*ASSIGNMENT*: In the material below, find the line containing "Fig. 1: Convergence" and the line containing "Fig. 2: Frames", then reproduce exactly both of them and every line between, and nothing else.

*MATERIAL SHOWN*:
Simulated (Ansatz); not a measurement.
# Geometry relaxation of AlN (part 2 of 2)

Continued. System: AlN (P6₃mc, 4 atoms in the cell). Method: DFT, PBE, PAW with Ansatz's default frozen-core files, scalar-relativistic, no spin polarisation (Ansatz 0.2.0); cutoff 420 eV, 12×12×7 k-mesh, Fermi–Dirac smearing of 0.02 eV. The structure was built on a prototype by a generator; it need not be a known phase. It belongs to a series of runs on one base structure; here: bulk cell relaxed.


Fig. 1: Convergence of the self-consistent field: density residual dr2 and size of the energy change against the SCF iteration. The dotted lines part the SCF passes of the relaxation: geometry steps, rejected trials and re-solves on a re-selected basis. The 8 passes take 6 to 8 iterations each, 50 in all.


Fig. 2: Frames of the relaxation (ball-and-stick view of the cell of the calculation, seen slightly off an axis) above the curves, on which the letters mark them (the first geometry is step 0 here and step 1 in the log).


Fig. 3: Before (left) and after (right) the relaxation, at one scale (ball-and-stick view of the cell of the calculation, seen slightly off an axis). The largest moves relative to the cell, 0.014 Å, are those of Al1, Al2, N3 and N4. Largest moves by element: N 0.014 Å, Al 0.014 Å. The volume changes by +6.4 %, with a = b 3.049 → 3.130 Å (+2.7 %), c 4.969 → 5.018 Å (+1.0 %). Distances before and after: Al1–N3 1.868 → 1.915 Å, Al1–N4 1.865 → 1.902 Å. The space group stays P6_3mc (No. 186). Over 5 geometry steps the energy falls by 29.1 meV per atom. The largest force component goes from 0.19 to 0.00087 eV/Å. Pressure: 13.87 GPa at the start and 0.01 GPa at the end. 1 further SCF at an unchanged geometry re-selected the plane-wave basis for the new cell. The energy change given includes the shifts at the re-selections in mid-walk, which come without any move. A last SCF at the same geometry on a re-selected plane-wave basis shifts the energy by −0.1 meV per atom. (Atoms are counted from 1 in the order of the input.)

*EXERCISE OUTPUT*:
Fig. 1: Convergence of the self-consistent field: density residual dr2 and size of the energy change against the SCF iteration. The dotted lines part the SCF passes of the relaxation: geometry steps, rejected trials and re-solves on a re-selected basis. The 8 passes take 6 to 8 iterations each, 50 in all.


Fig. 2: Frames of the relaxation (ball-and-stick view of the cell of the calculation, seen slightly off an axis) above the curves, on which the letters mark them (the first geometry is step 0 here and step 1 in the log).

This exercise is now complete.